• [Entries shown]:
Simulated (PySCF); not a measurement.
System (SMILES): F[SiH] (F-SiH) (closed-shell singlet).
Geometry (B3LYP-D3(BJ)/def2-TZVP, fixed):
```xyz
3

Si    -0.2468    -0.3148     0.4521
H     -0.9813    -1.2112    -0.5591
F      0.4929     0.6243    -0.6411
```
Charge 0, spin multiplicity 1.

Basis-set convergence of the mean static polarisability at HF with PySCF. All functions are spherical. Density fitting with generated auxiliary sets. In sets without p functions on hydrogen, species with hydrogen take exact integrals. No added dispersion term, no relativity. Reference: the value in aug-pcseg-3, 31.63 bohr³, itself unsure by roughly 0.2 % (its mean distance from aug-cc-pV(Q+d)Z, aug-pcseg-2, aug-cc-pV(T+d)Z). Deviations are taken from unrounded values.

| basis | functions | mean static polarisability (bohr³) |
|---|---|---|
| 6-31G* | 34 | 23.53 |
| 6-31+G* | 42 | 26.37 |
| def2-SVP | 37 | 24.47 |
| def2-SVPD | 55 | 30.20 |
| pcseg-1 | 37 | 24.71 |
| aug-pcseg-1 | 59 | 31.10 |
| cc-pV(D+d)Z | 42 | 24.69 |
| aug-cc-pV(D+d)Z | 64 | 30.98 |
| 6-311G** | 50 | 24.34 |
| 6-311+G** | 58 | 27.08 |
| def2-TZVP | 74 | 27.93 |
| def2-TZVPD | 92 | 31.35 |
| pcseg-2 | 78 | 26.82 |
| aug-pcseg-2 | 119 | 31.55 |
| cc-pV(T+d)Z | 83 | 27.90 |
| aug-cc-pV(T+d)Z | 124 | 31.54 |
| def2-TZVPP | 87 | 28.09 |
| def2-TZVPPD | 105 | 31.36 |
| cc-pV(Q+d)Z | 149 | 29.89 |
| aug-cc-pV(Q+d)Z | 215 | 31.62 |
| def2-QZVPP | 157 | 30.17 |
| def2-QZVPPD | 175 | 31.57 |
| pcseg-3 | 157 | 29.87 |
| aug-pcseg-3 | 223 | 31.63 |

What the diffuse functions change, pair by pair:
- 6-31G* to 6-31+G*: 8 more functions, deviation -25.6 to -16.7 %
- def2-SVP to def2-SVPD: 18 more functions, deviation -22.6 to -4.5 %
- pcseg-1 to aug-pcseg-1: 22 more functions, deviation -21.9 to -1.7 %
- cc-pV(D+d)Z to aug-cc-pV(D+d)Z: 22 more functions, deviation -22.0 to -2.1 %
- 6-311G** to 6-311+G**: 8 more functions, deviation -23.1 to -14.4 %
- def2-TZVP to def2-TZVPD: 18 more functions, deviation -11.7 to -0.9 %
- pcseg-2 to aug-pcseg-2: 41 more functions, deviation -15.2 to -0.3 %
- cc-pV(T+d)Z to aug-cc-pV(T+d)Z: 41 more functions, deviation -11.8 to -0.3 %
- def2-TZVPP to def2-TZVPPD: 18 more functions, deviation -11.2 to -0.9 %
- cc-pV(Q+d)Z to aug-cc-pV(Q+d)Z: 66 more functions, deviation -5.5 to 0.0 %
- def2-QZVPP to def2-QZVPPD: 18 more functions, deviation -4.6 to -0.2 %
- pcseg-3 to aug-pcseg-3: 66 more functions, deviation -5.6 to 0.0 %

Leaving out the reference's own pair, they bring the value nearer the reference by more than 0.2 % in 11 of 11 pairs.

• [Work request]: Could you write out exactly the lines above, starting at the first one and ending with the line that has "Charge 0, spin multiplicity 1."?

• [Expected answer]:
Simulated (PySCF); not a measurement.
System (SMILES): F[SiH] (F-SiH) (closed-shell singlet).
Geometry (B3LYP-D3(BJ)/def2-TZVP, fixed):
```xyz
3

Si    -0.2468    -0.3148     0.4521
H     -0.9813    -1.2112    -0.5591
F      0.4929     0.6243    -0.6411
```
Charge 0, spin multiplicity 1.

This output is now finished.